>>>>>

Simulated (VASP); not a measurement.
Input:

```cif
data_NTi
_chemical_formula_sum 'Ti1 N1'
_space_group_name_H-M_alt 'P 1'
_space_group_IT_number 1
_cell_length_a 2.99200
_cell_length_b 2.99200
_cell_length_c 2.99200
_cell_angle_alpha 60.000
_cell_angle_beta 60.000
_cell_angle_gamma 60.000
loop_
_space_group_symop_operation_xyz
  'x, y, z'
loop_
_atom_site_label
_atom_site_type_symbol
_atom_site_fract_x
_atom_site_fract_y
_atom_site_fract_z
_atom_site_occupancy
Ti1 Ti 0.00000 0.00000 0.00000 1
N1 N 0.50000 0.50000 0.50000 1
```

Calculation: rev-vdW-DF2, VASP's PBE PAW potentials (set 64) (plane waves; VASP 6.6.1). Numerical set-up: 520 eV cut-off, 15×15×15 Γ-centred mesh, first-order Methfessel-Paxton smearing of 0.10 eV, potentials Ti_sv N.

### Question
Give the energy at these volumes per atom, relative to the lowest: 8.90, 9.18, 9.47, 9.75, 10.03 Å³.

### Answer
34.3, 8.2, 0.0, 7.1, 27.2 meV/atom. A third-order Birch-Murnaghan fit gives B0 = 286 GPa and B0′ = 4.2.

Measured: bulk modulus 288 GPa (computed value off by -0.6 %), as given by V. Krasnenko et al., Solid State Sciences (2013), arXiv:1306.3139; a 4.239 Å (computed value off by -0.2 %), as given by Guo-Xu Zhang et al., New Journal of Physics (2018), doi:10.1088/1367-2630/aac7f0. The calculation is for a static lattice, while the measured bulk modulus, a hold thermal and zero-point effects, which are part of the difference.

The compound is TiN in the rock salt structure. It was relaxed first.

<<<<<

__ACTIVITY__.
The response must repeat exactly the lines from the top of the material through the line containing "34.3, 8.2, 0.0, 7.1, 27.2", both included, with no other output.

__RESPONSE AREA__.
Simulated (VASP); not a measurement.
Input:

```cif
data_NTi
_chemical_formula_sum 'Ti1 N1'
_space_group_name_H-M_alt 'P 1'
_space_group_IT_number 1
_cell_length_a 2.99200
_cell_length_b 2.99200
_cell_length_c 2.99200
_cell_angle_alpha 60.000
_cell_angle_beta 60.000
_cell_angle_gamma 60.000
loop_
_space_group_symop_operation_xyz
  'x, y, z'
loop_
_atom_site_label
_atom_site_type_symbol
_atom_site_fract_x
_atom_site_fract_y
_atom_site_fract_z
_atom_site_occupancy
Ti1 Ti 0.00000 0.00000 0.00000 1
N1 N 0.50000 0.50000 0.50000 1
```

Calculation: rev-vdW-DF2, VASP's PBE PAW potentials (set 64) (plane waves; VASP 6.6.1). Numerical set-up: 520 eV cut-off, 15×15×15 Γ-centred mesh, first-order Methfessel-Paxton smearing of 0.10 eV, potentials Ti_sv N.

### Question
Give the energy at these volumes per atom, relative to the lowest: 8.90, 9.18, 9.47, 9.75, 10.03 Å³.

### Answer
34.3, 8.2, 0.0, 7.1, 27.2 meV/atom. A third-order Birch-Murnaghan fit gives B0 = 286 GPa and B0′ = 4.2.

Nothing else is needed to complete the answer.